**********

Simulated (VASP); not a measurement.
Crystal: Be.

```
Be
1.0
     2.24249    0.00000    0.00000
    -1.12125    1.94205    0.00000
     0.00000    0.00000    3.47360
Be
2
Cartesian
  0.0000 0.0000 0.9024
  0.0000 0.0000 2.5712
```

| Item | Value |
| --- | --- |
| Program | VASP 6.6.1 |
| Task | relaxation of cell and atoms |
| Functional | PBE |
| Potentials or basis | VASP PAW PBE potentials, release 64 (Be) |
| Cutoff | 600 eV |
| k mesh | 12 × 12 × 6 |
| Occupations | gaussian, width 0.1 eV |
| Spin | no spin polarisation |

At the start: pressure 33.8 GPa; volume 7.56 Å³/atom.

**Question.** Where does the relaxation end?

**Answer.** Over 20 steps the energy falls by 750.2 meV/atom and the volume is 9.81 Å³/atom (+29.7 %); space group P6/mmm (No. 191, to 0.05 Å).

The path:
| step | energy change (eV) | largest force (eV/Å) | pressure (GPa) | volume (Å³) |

**********

BRIEF:
Would you print exactly the lines from the first line of the entries above through the line that has "Functional | PBE |", both included, and stop there?

TASK RESULT:
Simulated (VASP); not a measurement.
Crystal: Be.

```
Be
1.0
     2.24249    0.00000    0.00000
    -1.12125    1.94205    0.00000
     0.00000    0.00000    3.47360
Be
2
Cartesian
  0.0000 0.0000 0.9024
  0.0000 0.0000 2.5712
```

| Item | Value |
| --- | --- |
| Program | VASP 6.6.1 |
| Task | relaxation of cell and atoms |
| Functional | PBE |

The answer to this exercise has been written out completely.